##### MATERIAL PROVIDED #####
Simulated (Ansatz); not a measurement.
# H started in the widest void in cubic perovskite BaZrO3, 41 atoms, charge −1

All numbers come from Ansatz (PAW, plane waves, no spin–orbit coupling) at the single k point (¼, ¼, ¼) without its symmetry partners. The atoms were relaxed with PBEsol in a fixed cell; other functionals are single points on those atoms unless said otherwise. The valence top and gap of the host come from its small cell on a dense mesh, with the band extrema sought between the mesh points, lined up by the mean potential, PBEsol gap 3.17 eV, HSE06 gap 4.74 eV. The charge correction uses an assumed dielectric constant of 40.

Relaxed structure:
#####

- **BRIEF**
Find the line with "# H started" in the material above. Reproduce it and each line after it up to and including the line with "All numbers come".

- **SOLUTION**
# H started in the widest void in cubic perovskite BaZrO3, 41 atoms, charge −1

All numbers come from Ansatz (PAW, plane waves, no spin–orbit coupling) at the single k point (¼, ¼, ¼) without its symmetry partners. The atoms were relaxed with PBEsol in a fixed cell; other functionals are single points on those atoms unless said otherwise. The valence top and gap of the host come from its small cell on a dense mesh, with the band extrema sought between the mesh points, lined up by the mean potential, PBEsol gap 3.17 eV, HSE06 gap 4.74 eV. The charge correction uses an assumed dielectric constant of 40.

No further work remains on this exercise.